Action item:
Your output should be the entries below, from the first line up to and including the line with "Question: Order these", reproduced exactly and with no other lines.

Dataset:
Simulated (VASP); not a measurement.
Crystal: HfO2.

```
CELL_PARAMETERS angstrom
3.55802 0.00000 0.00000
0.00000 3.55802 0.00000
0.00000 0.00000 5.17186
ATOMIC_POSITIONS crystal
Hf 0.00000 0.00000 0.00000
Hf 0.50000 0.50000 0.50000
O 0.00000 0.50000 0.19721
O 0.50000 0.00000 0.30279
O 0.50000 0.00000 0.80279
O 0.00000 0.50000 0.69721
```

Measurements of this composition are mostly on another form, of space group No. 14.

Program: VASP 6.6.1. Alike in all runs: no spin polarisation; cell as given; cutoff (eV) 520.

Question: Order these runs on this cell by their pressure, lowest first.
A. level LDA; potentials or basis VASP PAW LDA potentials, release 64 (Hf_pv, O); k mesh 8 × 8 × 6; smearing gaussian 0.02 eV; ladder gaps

Solution:
Simulated (VASP); not a measurement.
Crystal: HfO2.

```
CELL_PARAMETERS angstrom
3.55802 0.00000 0.00000
0.00000 3.55802 0.00000
0.00000 0.00000 5.17186
ATOMIC_POSITIONS crystal
Hf 0.00000 0.00000 0.00000
Hf 0.50000 0.50000 0.50000
O 0.00000 0.50000 0.19721
O 0.50000 0.00000 0.30279
O 0.50000 0.00000 0.80279
O 0.00000 0.50000 0.69721
```

Measurements of this composition are mostly on another form, of space group No. 14.

Program: VASP 6.6.1. Alike in all runs: no spin polarisation; cell as given; cutoff (eV) 520.

Question: Order these runs on this cell by their pressure, lowest first.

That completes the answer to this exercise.